REQUIREMENT:
Print every one of the records verbatim, omitting nothing.

Start of DATA SECTION
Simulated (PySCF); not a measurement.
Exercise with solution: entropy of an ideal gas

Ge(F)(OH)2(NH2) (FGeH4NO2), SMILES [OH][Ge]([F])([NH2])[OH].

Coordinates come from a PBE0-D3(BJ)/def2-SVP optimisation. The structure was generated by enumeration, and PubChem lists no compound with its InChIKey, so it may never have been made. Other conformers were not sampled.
End of DATA SECTION

ANSWER BOX:
Simulated (PySCF); not a measurement.
Exercise with solution: entropy of an ideal gas

Ge(F)(OH)2(NH2) (FGeH4NO2), SMILES [OH][Ge]([F])([NH2])[OH].

Coordinates come from a PBE0-D3(BJ)/def2-SVP optimisation. The structure was generated by enumeration, and PubChem lists no compound with its InChIKey, so it may never have been made. Other conformers were not sampled.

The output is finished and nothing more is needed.